■ Work item: The lines below are to be quoted exactly, from the first through the one that contains "Answer: HOMO-2 -9.28".

■ Data shown:
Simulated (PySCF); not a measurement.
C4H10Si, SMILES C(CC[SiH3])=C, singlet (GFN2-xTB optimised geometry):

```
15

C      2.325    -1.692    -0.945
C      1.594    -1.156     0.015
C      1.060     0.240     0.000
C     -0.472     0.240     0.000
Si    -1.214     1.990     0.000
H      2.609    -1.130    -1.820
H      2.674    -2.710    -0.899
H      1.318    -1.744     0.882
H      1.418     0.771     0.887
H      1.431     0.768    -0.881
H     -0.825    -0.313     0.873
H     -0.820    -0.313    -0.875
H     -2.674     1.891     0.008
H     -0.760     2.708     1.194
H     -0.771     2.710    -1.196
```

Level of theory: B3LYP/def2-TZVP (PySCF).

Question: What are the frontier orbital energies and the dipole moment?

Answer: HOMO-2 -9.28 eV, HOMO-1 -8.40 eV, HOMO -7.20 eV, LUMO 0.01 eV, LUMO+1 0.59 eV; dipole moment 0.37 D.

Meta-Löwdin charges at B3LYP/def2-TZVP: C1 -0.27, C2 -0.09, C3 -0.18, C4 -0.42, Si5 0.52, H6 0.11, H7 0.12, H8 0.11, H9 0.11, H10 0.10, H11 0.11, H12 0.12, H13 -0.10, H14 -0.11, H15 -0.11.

■ Problem solution:
Simulated (PySCF); not a measurement.
C4H10Si, SMILES C(CC[SiH3])=C, singlet (GFN2-xTB optimised geometry):

```
15

C      2.325    -1.692    -0.945
C      1.594    -1.156     0.015
C      1.060     0.240     0.000
C     -0.472     0.240     0.000
Si    -1.214     1.990     0.000
H      2.609    -1.130    -1.820
H      2.674    -2.710    -0.899
H      1.318    -1.744     0.882
H      1.418     0.771     0.887
H      1.431     0.768    -0.881
H     -0.825    -0.313     0.873
H     -0.820    -0.313    -0.875
H     -2.674     1.891     0.008
H     -0.760     2.708     1.194
H     -0.771     2.710    -1.196
```

Level of theory: B3LYP/def2-TZVP (PySCF).

Question: What are the frontier orbital energies and the dipole moment?

Answer: HOMO-2 -9.28 eV, HOMO-1 -8.40 eV, HOMO -7.20 eV, LUMO 0.01 eV, LUMO+1 0.59 eV; dipole moment 0.37 D.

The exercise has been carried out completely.